Assignment:
The lines below are to be quoted exactly, from the first through the one that contains "Output of a".

Data listing:
● ● ● ● ●
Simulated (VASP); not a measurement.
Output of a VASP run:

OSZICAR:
● ● ● ● ●

Exercise answer:
Simulated (VASP); not a measurement.
Output of a VASP run:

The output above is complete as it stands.